§ Brief:
All records need to be reproduced exactly. Keep every word as it is.

§ Records supplied:
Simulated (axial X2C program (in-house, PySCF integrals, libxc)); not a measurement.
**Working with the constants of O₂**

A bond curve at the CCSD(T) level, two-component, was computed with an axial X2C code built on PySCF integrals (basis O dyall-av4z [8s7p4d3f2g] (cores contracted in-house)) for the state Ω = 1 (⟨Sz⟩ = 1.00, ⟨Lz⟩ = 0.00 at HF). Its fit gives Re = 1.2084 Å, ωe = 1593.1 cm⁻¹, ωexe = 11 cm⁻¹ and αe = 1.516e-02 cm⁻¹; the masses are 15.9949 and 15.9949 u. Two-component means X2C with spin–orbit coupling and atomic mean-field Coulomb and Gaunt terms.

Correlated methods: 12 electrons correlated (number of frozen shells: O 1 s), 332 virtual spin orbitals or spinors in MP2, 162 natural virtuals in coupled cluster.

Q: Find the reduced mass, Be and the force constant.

§ Answer space:
Simulated (axial X2C program (in-house, PySCF integrals, libxc)); not a measurement.
**Working with the constants of O₂**

A bond curve at the CCSD(T) level, two-component, was computed with an axial X2C code built on PySCF integrals (basis O dyall-av4z [8s7p4d3f2g] (cores contracted in-house)) for the state Ω = 1 (⟨Sz⟩ = 1.00, ⟨Lz⟩ = 0.00 at HF). Its fit gives Re = 1.2084 Å, ωe = 1593.1 cm⁻¹, ωexe = 11 cm⁻¹ and αe = 1.516e-02 cm⁻¹; the masses are 15.9949 and 15.9949 u. Two-component means X2C with spin–orbit coupling and atomic mean-field Coulomb and Gaunt terms.

Correlated methods: 12 electrons correlated (number of frozen shells: O 1 s), 332 virtual spin orbitals or spinors in MP2, 162 natural virtuals in coupled cluster.

Q: Find the reduced mass, Be and the force constant.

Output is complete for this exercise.